▸ **Work item**
The data should be restated word for word, in full.

__________________________________________________

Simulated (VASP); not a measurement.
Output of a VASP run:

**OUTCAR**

__________________________________________________

▸ **Exercise response**
Simulated (VASP); not a measurement.
Output of a VASP run:

**OUTCAR**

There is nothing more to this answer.